**REQUIREMENT**
Your output should be the full listing, unchanged.

DATASET EXCERPTS Start Marker

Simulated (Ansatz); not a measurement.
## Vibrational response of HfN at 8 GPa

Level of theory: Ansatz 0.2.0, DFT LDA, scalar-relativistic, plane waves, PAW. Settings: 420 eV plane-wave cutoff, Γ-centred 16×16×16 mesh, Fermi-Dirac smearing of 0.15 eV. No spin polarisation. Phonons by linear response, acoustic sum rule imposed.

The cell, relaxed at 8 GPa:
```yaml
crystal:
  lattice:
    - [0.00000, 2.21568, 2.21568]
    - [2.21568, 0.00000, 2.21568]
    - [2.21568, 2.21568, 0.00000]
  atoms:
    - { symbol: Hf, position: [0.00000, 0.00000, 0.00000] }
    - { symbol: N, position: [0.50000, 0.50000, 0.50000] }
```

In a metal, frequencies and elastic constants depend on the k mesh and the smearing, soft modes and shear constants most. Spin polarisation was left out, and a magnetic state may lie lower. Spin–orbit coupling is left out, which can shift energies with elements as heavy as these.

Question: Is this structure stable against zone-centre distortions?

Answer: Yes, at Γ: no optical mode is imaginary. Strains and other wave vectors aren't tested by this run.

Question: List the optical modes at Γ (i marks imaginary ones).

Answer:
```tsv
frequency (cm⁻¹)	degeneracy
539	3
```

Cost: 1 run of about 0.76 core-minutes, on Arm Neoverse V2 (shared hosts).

DATASET EXCERPTS End Marker

**EXERCISE SOLUTION**
Simulated (Ansatz); not a measurement.
## Vibrational response of HfN at 8 GPa

Level of theory: Ansatz 0.2.0, DFT LDA, scalar-relativistic, plane waves, PAW. Settings: 420 eV plane-wave cutoff, Γ-centred 16×16×16 mesh, Fermi-Dirac smearing of 0.15 eV. No spin polarisation. Phonons by linear response, acoustic sum rule imposed.

The cell, relaxed at 8 GPa:
```yaml
crystal:
  lattice:
    - [0.00000, 2.21568, 2.21568]
    - [2.21568, 0.00000, 2.21568]
    - [2.21568, 2.21568, 0.00000]
  atoms:
    - { symbol: Hf, position: [0.00000, 0.00000, 0.00000] }
    - { symbol: N, position: [0.50000, 0.50000, 0.50000] }
```

In a metal, frequencies and elastic constants depend on the k mesh and the smearing, soft modes and shear constants most. Spin polarisation was left out, and a magnetic state may lie lower. Spin–orbit coupling is left out, which can shift energies with elements as heavy as these.

Question: Is this structure stable against zone-centre distortions?

Answer: Yes, at Γ: no optical mode is imaginary. Strains and other wave vectors aren't tested by this run.

Question: List the optical modes at Γ (i marks imaginary ones).

Answer:
```tsv
frequency (cm⁻¹)	degeneracy
539	3
```

Cost: 1 run of about 0.76 core-minutes, on Arm Neoverse V2 (shared hosts).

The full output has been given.